[[ Data under study, beginning ]]

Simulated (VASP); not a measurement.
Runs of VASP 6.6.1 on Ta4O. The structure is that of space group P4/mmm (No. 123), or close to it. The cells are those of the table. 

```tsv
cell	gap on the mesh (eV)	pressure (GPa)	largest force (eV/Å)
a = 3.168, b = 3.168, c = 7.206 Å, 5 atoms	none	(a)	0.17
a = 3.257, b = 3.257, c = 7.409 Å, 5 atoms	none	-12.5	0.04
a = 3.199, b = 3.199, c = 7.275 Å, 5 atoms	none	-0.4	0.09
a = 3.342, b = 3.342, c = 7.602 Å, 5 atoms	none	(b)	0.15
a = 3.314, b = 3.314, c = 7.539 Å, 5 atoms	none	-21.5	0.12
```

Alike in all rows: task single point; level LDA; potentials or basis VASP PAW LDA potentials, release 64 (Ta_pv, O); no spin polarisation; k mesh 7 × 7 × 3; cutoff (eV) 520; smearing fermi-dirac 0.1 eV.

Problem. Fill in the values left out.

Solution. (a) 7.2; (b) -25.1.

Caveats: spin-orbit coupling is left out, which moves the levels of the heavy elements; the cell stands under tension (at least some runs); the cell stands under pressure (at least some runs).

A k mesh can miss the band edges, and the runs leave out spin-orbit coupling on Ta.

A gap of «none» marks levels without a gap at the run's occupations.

[[ Data under study, end ]]

Work item:
Reproduce all the records precisely.

Result:
Simulated (VASP); not a measurement.
Runs of VASP 6.6.1 on Ta4O. The structure is that of space group P4/mmm (No. 123), or close to it. The cells are those of the table. 

```tsv
cell	gap on the mesh (eV)	pressure (GPa)	largest force (eV/Å)
a = 3.168, b = 3.168, c = 7.206 Å, 5 atoms	none	(a)	0.17
a = 3.257, b = 3.257, c = 7.409 Å, 5 atoms	none	-12.5	0.04
a = 3.199, b = 3.199, c = 7.275 Å, 5 atoms	none	-0.4	0.09
a = 3.342, b = 3.342, c = 7.602 Å, 5 atoms	none	(b)	0.15
a = 3.314, b = 3.314, c = 7.539 Å, 5 atoms	none	-21.5	0.12
```

Alike in all rows: task single point; level LDA; potentials or basis VASP PAW LDA potentials, release 64 (Ta_pv, O); no spin polarisation; k mesh 7 × 7 × 3; cutoff (eV) 520; smearing fermi-dirac 0.1 eV.

Problem. Fill in the values left out.

Solution. (a) 7.2; (b) -25.1.

Caveats: spin-orbit coupling is left out, which moves the levels of the heavy elements; the cell stands under tension (at least some runs); the cell stands under pressure (at least some runs).

A k mesh can miss the band edges, and the runs leave out spin-orbit coupling on Ta.

A gap of «none» marks levels without a gap at the run's occupations.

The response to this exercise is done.